** Opening Recorded information block **
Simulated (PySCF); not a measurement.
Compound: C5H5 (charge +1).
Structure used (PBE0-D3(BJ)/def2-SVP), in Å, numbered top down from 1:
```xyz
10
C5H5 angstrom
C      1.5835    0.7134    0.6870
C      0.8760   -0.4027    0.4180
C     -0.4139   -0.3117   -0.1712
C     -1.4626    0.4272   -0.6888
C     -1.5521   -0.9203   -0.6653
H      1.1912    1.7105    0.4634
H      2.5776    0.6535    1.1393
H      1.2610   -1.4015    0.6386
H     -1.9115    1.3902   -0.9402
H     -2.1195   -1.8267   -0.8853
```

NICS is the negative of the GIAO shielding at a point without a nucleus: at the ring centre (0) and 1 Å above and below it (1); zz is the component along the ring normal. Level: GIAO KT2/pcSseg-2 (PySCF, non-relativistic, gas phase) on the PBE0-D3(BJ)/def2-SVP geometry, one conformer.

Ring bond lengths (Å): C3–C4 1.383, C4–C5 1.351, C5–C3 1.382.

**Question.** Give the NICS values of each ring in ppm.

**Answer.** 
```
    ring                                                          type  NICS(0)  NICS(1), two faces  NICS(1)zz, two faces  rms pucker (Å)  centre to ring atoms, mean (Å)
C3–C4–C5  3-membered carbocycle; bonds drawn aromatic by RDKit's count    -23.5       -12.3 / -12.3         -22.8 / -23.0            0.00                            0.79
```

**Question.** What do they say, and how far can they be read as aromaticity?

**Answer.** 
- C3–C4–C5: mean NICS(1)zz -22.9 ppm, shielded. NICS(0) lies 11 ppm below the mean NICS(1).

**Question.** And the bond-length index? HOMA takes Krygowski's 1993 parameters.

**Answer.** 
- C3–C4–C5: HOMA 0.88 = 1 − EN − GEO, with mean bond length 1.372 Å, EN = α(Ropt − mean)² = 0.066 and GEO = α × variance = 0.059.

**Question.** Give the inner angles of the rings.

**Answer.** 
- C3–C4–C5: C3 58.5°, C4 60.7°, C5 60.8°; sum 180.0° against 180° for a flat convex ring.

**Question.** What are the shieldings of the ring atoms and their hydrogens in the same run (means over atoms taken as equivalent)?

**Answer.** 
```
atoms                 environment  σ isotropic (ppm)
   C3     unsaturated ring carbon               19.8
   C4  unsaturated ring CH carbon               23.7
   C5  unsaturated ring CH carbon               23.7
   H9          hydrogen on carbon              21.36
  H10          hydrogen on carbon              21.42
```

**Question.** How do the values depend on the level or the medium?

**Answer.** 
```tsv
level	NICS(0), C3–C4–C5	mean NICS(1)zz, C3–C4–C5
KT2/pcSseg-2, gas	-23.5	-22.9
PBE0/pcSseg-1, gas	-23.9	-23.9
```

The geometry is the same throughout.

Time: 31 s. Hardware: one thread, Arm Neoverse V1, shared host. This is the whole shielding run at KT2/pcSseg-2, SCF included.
** Closing Recorded information block **

- _Work request_
Above are the records; from them, give again exactly the lines from the one containing "or the medium?" to the one containing "The geometry is the same throughout.", both lines included, and nothing more.

- _Answer box_
**Question.** How do the values depend on the level or the medium?

**Answer.** 
```tsv
level	NICS(0), C3–C4–C5	mean NICS(1)zz, C3–C4–C5
KT2/pcSseg-2, gas	-23.5	-22.9
PBE0/pcSseg-1, gas	-23.9	-23.9
```

The geometry is the same throughout.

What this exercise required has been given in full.